→ **Dataset content**
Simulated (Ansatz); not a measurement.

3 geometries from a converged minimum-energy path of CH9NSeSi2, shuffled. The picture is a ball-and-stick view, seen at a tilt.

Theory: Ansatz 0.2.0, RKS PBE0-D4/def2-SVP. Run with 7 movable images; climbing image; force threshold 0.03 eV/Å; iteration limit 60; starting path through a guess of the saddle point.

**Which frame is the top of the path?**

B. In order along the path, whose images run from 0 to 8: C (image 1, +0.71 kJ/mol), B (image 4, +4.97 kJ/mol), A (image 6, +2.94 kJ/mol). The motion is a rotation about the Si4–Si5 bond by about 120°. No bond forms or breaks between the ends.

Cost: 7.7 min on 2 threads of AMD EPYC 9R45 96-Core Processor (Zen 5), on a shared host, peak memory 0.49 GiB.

→ **Work item**
What is needed is every line from the beginning of the data up to and including the line with "B. In order", given again word for word.

→ **Response**
Simulated (Ansatz); not a measurement.

3 geometries from a converged minimum-energy path of CH9NSeSi2, shuffled. The picture is a ball-and-stick view, seen at a tilt.

Theory: Ansatz 0.2.0, RKS PBE0-D4/def2-SVP. Run with 7 movable images; climbing image; force threshold 0.03 eV/Å; iteration limit 60; starting path through a guess of the saddle point.

**Which frame is the top of the path?**

B. In order along the path, whose images run from 0 to 8: C (image 1, +0.71 kJ/mol), B (image 4, +4.97 kJ/mol), A (image 6, +2.94 kJ/mol). The motion is a rotation about the Si4–Si5 bond by about 120°. No bond forms or breaks between the ends.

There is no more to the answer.